* [Required action]
Reproduce the records exactly, beginning with their first line and ending with the line that contains "POTCAR, in this", and output nothing more.

* [Dataset excerpts]
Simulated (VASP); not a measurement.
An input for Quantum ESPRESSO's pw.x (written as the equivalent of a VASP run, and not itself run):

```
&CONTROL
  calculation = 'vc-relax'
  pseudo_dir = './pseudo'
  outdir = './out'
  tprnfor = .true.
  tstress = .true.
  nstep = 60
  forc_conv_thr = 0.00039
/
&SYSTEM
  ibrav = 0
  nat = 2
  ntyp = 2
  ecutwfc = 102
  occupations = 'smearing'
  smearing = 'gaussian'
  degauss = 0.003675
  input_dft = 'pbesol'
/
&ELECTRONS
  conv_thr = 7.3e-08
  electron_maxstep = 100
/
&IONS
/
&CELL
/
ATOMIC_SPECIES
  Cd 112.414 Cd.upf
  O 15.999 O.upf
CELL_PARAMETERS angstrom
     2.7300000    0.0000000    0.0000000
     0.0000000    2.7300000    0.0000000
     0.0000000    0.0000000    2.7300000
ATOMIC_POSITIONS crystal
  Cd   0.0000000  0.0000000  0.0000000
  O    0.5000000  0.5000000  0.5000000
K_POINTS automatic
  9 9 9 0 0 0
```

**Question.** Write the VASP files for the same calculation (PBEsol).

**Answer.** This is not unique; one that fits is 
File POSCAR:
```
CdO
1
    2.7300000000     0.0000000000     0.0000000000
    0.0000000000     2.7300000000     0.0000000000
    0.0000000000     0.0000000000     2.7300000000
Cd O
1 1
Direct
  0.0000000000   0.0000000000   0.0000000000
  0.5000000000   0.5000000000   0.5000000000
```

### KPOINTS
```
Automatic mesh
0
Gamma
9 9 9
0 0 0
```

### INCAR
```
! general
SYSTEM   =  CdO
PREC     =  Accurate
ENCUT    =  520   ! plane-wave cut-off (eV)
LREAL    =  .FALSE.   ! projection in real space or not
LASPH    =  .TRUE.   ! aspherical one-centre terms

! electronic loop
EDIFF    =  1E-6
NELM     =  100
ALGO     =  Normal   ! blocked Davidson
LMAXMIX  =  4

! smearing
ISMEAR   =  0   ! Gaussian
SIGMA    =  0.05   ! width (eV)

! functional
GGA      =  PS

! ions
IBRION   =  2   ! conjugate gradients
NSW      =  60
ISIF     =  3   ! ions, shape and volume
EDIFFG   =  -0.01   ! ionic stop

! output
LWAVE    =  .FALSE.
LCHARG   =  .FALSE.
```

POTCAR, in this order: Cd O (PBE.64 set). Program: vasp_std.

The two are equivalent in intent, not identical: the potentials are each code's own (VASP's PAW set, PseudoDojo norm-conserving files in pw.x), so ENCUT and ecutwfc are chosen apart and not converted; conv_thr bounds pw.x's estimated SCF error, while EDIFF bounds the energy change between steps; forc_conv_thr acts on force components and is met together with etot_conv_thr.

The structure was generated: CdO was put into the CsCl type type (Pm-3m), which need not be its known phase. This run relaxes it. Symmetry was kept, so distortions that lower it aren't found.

* [Expected answer]
Simulated (VASP); not a measurement.
An input for Quantum ESPRESSO's pw.x (written as the equivalent of a VASP run, and not itself run):

```
&CONTROL
  calculation = 'vc-relax'
  pseudo_dir = './pseudo'
  outdir = './out'
  tprnfor = .true.
  tstress = .true.
  nstep = 60
  forc_conv_thr = 0.00039
/
&SYSTEM
  ibrav = 0
  nat = 2
  ntyp = 2
  ecutwfc = 102
  occupations = 'smearing'
  smearing = 'gaussian'
  degauss = 0.003675
  input_dft = 'pbesol'
/
&ELECTRONS
  conv_thr = 7.3e-08
  electron_maxstep = 100
/
&IONS
/
&CELL
/
ATOMIC_SPECIES
  Cd 112.414 Cd.upf
  O 15.999 O.upf
CELL_PARAMETERS angstrom
     2.7300000    0.0000000    0.0000000
     0.0000000    2.7300000    0.0000000
     0.0000000    0.0000000    2.7300000
ATOMIC_POSITIONS crystal
  Cd   0.0000000  0.0000000  0.0000000
  O    0.5000000  0.5000000  0.5000000
K_POINTS automatic
  9 9 9 0 0 0
```

**Question.** Write the VASP files for the same calculation (PBEsol).

**Answer.** This is not unique; one that fits is 
File POSCAR:
```
CdO
1
    2.7300000000     0.0000000000     0.0000000000
    0.0000000000     2.7300000000     0.0000000000
    0.0000000000     0.0000000000     2.7300000000
Cd O
1 1
Direct
  0.0000000000   0.0000000000   0.0000000000
  0.5000000000   0.5000000000   0.5000000000
```

### KPOINTS
```
Automatic mesh
0
Gamma
9 9 9
0 0 0
```

### INCAR
```
! general
SYSTEM   =  CdO
PREC     =  Accurate
ENCUT    =  520   ! plane-wave cut-off (eV)
LREAL    =  .FALSE.   ! projection in real space or not
LASPH    =  .TRUE.   ! aspherical one-centre terms

! electronic loop
EDIFF    =  1E-6
NELM     =  100
ALGO     =  Normal   ! blocked Davidson
LMAXMIX  =  4

! smearing
ISMEAR   =  0   ! Gaussian
SIGMA    =  0.05   ! width (eV)

! functional
GGA      =  PS

! ions
IBRION   =  2   ! conjugate gradients
NSW      =  60
ISIF     =  3   ! ions, shape and volume
EDIFFG   =  -0.01   ! ionic stop

! output
LWAVE    =  .FALSE.
LCHARG   =  .FALSE.
```

POTCAR, in this order: Cd O (PBE.64 set). Program: vasp_std.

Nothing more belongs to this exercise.